◆ Data:
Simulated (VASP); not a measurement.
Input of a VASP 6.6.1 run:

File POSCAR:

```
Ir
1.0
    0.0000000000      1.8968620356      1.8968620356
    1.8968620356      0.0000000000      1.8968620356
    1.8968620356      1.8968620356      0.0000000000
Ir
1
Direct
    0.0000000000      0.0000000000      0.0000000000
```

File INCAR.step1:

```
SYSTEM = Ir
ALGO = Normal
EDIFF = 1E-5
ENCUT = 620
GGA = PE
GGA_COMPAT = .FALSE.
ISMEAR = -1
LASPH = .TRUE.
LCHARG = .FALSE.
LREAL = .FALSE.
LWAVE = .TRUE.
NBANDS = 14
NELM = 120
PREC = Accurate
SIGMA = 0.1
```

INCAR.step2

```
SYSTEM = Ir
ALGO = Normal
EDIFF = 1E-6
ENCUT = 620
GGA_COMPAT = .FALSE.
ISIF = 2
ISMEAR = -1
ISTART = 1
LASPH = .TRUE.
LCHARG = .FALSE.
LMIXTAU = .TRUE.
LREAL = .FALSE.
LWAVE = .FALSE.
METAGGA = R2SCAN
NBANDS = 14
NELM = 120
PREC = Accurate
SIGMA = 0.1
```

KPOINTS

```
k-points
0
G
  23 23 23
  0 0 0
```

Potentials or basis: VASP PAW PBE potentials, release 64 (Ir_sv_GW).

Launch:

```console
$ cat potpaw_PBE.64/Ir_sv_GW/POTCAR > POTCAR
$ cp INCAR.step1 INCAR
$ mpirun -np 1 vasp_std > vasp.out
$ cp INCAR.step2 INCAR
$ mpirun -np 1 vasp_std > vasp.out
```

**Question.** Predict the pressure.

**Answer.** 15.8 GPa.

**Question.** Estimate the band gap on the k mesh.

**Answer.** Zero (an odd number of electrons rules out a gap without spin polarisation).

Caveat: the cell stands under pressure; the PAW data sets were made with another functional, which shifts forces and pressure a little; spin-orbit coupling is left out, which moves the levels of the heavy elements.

◆ Requirement: Please copy, word for word, every line from the first line of the records through the line containing "without spin polarisation).", with both of those lines included and nothing else.

◆ Response:
Simulated (VASP); not a measurement.
Input of a VASP 6.6.1 run:

File POSCAR:

```
Ir
1.0
    0.0000000000      1.8968620356      1.8968620356
    1.8968620356      0.0000000000      1.8968620356
    1.8968620356      1.8968620356      0.0000000000
Ir
1
Direct
    0.0000000000      0.0000000000      0.0000000000
```

File INCAR.step1:

```
SYSTEM = Ir
ALGO = Normal
EDIFF = 1E-5
ENCUT = 620
GGA = PE
GGA_COMPAT = .FALSE.
ISMEAR = -1
LASPH = .TRUE.
LCHARG = .FALSE.
LREAL = .FALSE.
LWAVE = .TRUE.
NBANDS = 14
NELM = 120
PREC = Accurate
SIGMA = 0.1
```

INCAR.step2

```
SYSTEM = Ir
ALGO = Normal
EDIFF = 1E-6
ENCUT = 620
GGA_COMPAT = .FALSE.
ISIF = 2
ISMEAR = -1
ISTART = 1
LASPH = .TRUE.
LCHARG = .FALSE.
LMIXTAU = .TRUE.
LREAL = .FALSE.
LWAVE = .FALSE.
METAGGA = R2SCAN
NBANDS = 14
NELM = 120
PREC = Accurate
SIGMA = 0.1
```

KPOINTS

```
k-points
0
G
  23 23 23
  0 0 0
```

Potentials or basis: VASP PAW PBE potentials, release 64 (Ir_sv_GW).

Launch:

```console
$ cat potpaw_PBE.64/Ir_sv_GW/POTCAR > POTCAR
$ cp INCAR.step1 INCAR
$ mpirun -np 1 vasp_std > vasp.out
$ cp INCAR.step2 INCAR
$ mpirun -np 1 vasp_std > vasp.out
```

**Question.** Predict the pressure.

**Answer.** 15.8 GPa.

**Question.** Estimate the band gap on the k mesh.

**Answer.** Zero (an odd number of electrons rules out a gap without spin polarisation).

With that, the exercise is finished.